* Work task *
In the listing below, the answer starts at the line that has "(1) Predict the band gap on the k mesh." and stops after the line that has "(1) zero (bands"; please repeat that part exactly and nothing more.

* Data supplied *
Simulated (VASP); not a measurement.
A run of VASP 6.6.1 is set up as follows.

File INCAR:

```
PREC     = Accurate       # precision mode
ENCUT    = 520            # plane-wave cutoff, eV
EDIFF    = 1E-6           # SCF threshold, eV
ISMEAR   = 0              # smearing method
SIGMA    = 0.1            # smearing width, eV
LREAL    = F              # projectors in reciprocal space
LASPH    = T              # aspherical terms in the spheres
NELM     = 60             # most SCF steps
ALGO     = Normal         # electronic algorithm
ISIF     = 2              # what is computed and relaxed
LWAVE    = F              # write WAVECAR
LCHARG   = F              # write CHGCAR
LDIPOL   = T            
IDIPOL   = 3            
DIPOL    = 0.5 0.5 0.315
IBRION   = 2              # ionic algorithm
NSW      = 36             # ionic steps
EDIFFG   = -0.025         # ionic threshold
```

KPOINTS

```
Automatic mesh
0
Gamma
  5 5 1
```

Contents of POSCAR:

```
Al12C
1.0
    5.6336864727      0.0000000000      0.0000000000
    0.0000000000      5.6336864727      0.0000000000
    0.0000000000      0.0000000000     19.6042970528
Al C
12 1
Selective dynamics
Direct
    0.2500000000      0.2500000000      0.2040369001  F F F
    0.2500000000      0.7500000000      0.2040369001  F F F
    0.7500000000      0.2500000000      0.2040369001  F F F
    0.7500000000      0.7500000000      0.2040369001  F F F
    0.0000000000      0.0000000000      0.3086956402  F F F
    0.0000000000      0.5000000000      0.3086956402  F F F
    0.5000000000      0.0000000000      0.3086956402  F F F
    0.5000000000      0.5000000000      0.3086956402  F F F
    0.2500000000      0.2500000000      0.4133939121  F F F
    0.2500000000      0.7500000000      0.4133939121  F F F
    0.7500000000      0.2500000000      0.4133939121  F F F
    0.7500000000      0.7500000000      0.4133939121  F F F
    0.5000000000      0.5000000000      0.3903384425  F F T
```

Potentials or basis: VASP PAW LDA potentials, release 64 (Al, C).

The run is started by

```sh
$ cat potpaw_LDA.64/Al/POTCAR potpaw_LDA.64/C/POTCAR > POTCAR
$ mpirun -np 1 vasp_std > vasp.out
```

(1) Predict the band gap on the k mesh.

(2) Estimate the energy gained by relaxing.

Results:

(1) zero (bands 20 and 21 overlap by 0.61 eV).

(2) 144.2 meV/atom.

* Response area *
(1) Predict the band gap on the k mesh.

(2) Estimate the energy gained by relaxing.

Results:

(1) zero (bands 20 and 21 overlap by 0.61 eV).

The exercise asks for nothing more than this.